- **Data for analysis**
_ _ _ _

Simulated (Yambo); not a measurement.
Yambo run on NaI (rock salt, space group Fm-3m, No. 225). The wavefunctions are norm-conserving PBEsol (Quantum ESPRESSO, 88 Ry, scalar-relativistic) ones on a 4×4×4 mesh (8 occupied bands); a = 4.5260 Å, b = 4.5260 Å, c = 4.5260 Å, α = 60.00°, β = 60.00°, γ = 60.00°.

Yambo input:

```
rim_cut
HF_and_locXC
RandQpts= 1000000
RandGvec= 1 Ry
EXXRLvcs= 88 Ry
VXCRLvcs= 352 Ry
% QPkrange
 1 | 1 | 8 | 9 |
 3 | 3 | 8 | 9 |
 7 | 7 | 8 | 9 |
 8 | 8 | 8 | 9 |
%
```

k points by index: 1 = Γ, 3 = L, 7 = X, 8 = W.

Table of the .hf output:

_ _ _ _

- **Work instruction**
Start at the first line of the material. Reproduce every line exactly, ending with the line that holds "k points by".

- **Answer box**
Simulated (Yambo); not a measurement.
Yambo run on NaI (rock salt, space group Fm-3m, No. 225). The wavefunctions are norm-conserving PBEsol (Quantum ESPRESSO, 88 Ry, scalar-relativistic) ones on a 4×4×4 mesh (8 occupied bands); a = 4.5260 Å, b = 4.5260 Å, c = 4.5260 Å, α = 60.00°, β = 60.00°, γ = 60.00°.

Yambo input:

```
rim_cut
HF_and_locXC
RandQpts= 1000000
RandGvec= 1 Ry
EXXRLvcs= 88 Ry
VXCRLvcs= 352 Ry
% QPkrange
 1 | 1 | 8 | 9 |
 3 | 3 | 8 | 9 |
 7 | 7 | 8 | 9 |
 8 | 8 | 8 | 9 |
%
```

k points by index: 1 = Γ, 3 = L, 7 = X, 8 = W.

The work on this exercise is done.